.....
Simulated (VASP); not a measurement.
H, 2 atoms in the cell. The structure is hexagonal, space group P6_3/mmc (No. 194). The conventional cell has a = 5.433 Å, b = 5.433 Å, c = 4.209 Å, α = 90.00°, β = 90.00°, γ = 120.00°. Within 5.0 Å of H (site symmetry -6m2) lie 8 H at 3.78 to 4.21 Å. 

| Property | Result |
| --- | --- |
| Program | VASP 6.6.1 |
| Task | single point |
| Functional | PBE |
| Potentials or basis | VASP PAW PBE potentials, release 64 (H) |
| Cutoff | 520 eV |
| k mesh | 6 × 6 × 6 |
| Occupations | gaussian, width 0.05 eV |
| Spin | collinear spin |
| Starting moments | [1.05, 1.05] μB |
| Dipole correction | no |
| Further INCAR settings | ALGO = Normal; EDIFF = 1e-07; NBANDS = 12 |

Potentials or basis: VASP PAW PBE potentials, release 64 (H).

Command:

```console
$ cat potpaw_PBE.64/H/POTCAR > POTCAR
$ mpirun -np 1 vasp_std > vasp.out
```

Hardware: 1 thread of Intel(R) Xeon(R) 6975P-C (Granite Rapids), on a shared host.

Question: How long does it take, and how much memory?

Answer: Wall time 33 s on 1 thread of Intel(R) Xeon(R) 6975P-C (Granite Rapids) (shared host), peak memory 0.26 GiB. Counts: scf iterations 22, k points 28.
.....

Work order: Set down precisely the lines above between the line holding "Property | Result |" and the line holding "Question: How long", inclusive, and nothing beyond them.

Response:
| Property | Result |
| --- | --- |
| Program | VASP 6.6.1 |
| Task | single point |
| Functional | PBE |
| Potentials or basis | VASP PAW PBE potentials, release 64 (H) |
| Cutoff | 520 eV |
| k mesh | 6 × 6 × 6 |
| Occupations | gaussian, width 0.05 eV |
| Spin | collinear spin |
| Starting moments | [1.05, 1.05] μB |
| Dipole correction | no |
| Further INCAR settings | ALGO = Normal; EDIFF = 1e-07; NBANDS = 12 |

Potentials or basis: VASP PAW PBE potentials, release 64 (H).

Command:

```console
$ cat potpaw_PBE.64/H/POTCAR > POTCAR
$ mpirun -np 1 vasp_std > vasp.out
```

Hardware: 1 thread of Intel(R) Xeon(R) 6975P-C (Granite Rapids), on a shared host.

Question: How long does it take, and how much memory?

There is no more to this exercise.